* [PROVIDED DATA]
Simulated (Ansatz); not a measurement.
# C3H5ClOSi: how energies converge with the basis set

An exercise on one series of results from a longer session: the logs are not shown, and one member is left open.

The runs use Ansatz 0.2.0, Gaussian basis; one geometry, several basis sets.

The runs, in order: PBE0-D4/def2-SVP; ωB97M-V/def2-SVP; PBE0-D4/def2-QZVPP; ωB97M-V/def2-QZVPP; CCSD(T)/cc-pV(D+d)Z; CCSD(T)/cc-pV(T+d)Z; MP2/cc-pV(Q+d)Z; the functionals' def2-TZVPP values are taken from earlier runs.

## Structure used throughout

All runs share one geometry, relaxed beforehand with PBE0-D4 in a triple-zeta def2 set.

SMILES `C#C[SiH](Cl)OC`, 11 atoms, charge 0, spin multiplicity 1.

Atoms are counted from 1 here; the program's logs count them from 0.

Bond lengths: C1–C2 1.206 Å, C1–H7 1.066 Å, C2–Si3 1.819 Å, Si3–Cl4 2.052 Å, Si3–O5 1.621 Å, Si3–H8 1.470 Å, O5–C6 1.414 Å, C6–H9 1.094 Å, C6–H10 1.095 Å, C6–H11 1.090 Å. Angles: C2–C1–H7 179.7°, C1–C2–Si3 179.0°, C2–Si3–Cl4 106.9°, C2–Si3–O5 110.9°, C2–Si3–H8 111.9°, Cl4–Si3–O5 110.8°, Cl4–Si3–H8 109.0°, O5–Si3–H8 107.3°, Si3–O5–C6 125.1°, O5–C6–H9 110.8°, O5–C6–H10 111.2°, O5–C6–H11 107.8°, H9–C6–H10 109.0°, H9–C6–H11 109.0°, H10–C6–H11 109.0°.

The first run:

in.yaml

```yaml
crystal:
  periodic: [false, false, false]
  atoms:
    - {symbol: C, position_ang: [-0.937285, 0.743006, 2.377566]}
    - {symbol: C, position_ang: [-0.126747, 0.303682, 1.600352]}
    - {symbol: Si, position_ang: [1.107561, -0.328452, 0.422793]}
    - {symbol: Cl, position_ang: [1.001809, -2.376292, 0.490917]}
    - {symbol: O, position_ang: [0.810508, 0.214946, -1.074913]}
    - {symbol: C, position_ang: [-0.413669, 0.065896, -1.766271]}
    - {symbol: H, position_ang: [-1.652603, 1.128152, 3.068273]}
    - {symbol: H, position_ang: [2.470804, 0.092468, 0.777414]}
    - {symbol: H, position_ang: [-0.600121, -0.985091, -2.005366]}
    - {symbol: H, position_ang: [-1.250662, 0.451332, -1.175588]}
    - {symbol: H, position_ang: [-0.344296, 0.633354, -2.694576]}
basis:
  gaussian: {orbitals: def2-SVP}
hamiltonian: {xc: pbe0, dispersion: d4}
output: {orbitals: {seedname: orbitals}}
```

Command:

* [ASSIGNMENT] Only those lines of the entries above that run from the line containing "The runs, in" to the line containing "## Structure used throughout", both included, should be transcribed exactly.

* [WRITTEN ANSWER]
The runs, in order: PBE0-D4/def2-SVP; ωB97M-V/def2-SVP; PBE0-D4/def2-QZVPP; ωB97M-V/def2-QZVPP; CCSD(T)/cc-pV(D+d)Z; CCSD(T)/cc-pV(T+d)Z; MP2/cc-pV(Q+d)Z; the functionals' def2-TZVPP values are taken from earlier runs.

## Structure used throughout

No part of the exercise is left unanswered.